WORK ORDER | Every line below between the line holding "cell | 17 | 25 |" and the line holding "Result: gap on", inclusive, should be repeated exactly, and all other lines omitted.

GIVEN INFORMATION |
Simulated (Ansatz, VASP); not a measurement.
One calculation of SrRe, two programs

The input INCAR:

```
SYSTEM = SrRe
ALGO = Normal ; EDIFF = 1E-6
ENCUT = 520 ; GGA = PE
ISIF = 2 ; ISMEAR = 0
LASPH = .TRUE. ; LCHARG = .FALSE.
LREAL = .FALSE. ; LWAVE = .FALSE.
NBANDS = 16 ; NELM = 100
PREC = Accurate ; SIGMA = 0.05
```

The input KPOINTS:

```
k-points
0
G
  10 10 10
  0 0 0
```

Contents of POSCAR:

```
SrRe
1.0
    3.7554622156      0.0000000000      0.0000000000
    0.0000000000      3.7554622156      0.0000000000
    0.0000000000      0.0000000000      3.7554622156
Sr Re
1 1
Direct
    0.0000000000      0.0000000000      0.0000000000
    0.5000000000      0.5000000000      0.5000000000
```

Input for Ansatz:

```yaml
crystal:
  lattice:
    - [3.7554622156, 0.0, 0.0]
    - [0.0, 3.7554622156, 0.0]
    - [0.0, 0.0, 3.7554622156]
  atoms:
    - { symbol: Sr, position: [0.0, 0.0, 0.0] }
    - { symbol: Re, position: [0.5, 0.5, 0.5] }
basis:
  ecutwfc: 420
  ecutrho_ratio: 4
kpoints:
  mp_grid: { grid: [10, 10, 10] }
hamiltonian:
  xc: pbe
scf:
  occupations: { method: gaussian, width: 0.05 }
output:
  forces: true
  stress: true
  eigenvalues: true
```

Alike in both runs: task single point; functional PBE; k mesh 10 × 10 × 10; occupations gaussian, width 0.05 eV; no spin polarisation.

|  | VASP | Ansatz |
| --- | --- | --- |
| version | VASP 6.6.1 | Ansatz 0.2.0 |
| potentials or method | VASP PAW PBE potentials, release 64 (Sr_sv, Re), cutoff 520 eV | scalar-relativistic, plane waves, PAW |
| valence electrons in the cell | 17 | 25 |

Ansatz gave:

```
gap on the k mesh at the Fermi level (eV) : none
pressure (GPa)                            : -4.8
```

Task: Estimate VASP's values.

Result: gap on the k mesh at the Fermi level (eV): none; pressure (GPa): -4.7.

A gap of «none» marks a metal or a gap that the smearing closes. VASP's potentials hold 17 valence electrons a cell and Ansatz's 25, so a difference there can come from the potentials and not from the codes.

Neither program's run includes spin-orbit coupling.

RESPONSE AREA |
| valence electrons in the cell | 17 | 25 |

Ansatz gave:

```
gap on the k mesh at the Fermi level (eV) : none
pressure (GPa)                            : -4.8
```

Task: Estimate VASP's values.

Result: gap on the k mesh at the Fermi level (eV): none; pressure (GPa): -4.7.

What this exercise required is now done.